Supplied material:
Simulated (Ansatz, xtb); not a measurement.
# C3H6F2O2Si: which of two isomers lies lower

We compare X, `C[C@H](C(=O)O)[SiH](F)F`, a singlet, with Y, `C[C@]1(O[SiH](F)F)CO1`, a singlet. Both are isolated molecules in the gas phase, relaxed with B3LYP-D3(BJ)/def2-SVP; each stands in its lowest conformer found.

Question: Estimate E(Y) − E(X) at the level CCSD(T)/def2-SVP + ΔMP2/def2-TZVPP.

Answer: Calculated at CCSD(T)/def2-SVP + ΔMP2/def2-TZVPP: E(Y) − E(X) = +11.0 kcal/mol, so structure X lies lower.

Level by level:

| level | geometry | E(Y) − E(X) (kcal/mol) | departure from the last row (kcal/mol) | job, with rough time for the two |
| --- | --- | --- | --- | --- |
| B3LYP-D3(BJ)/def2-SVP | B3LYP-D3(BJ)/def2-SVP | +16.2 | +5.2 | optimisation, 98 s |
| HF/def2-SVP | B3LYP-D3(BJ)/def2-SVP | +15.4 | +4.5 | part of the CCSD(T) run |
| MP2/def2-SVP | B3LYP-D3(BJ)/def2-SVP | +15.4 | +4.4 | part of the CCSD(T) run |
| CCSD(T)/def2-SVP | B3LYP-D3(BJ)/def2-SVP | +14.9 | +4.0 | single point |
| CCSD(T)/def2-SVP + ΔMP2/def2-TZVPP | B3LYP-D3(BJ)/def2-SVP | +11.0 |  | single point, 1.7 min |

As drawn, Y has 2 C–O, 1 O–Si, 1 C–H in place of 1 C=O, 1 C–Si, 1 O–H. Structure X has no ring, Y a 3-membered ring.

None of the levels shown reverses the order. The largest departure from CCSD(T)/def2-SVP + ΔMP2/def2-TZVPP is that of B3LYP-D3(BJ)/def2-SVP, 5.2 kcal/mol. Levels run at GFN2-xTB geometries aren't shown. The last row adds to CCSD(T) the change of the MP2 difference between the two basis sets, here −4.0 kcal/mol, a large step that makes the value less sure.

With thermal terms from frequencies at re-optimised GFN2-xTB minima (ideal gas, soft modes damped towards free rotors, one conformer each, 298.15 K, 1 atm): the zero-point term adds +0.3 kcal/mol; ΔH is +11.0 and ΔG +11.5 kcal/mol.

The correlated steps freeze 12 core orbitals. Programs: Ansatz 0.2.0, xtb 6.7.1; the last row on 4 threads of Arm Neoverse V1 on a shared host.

Exercise:
Word for word, reproduce the listing above from its start up to and including the line that has "None of the". Give only those lines.

Written solution:
Simulated (Ansatz, xtb); not a measurement.
# C3H6F2O2Si: which of two isomers lies lower

We compare X, `C[C@H](C(=O)O)[SiH](F)F`, a singlet, with Y, `C[C@]1(O[SiH](F)F)CO1`, a singlet. Both are isolated molecules in the gas phase, relaxed with B3LYP-D3(BJ)/def2-SVP; each stands in its lowest conformer found.

Question: Estimate E(Y) − E(X) at the level CCSD(T)/def2-SVP + ΔMP2/def2-TZVPP.

Answer: Calculated at CCSD(T)/def2-SVP + ΔMP2/def2-TZVPP: E(Y) − E(X) = +11.0 kcal/mol, so structure X lies lower.

Level by level:

| level | geometry | E(Y) − E(X) (kcal/mol) | departure from the last row (kcal/mol) | job, with rough time for the two |
| --- | --- | --- | --- | --- |
| B3LYP-D3(BJ)/def2-SVP | B3LYP-D3(BJ)/def2-SVP | +16.2 | +5.2 | optimisation, 98 s |
| HF/def2-SVP | B3LYP-D3(BJ)/def2-SVP | +15.4 | +4.5 | part of the CCSD(T) run |
| MP2/def2-SVP | B3LYP-D3(BJ)/def2-SVP | +15.4 | +4.4 | part of the CCSD(T) run |
| CCSD(T)/def2-SVP | B3LYP-D3(BJ)/def2-SVP | +14.9 | +4.0 | single point |
| CCSD(T)/def2-SVP + ΔMP2/def2-TZVPP | B3LYP-D3(BJ)/def2-SVP | +11.0 |  | single point, 1.7 min |

As drawn, Y has 2 C–O, 1 O–Si, 1 C–H in place of 1 C=O, 1 C–Si, 1 O–H. Structure X has no ring, Y a 3-membered ring.

None of the levels shown reverses the order. The largest departure from CCSD(T)/def2-SVP + ΔMP2/def2-TZVPP is that of B3LYP-D3(BJ)/def2-SVP, 5.2 kcal/mol. Levels run at GFN2-xTB geometries aren't shown. The last row adds to CCSD(T) the change of the MP2 difference between the two basis sets, here −4.0 kcal/mol, a large step that makes the value less sure.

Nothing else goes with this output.